### MATERIAL SUPPLIED
┌──
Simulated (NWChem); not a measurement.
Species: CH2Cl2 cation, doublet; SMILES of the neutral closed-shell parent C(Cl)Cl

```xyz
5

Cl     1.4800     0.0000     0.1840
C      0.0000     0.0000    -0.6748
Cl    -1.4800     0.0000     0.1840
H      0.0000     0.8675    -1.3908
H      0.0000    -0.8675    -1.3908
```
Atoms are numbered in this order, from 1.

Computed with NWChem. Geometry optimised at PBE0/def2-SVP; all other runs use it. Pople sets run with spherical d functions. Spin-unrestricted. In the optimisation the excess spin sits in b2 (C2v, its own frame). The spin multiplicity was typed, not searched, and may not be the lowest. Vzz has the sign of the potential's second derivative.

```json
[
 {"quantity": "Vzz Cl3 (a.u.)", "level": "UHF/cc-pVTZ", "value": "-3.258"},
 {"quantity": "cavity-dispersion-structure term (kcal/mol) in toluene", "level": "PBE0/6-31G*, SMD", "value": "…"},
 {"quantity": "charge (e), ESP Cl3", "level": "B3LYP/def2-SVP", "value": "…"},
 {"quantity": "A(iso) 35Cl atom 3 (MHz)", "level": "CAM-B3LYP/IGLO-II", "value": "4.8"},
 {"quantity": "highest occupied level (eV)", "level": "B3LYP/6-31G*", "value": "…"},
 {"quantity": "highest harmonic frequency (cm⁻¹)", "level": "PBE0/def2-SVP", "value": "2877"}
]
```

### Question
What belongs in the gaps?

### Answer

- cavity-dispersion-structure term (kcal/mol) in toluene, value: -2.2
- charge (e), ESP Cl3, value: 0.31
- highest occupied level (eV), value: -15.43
└──

### ASSIGNMENT
Your answer should consist solely of the lines above from the line with "### Question" to the line with "- charge (e), ESP Cl3, value: 0.31", both included, reproduced exactly.

### WRITTEN ANSWER
### Question
What belongs in the gaps?

### Answer

- cavity-dispersion-structure term (kcal/mol) in toluene, value: -2.2
- charge (e), ESP Cl3, value: 0.31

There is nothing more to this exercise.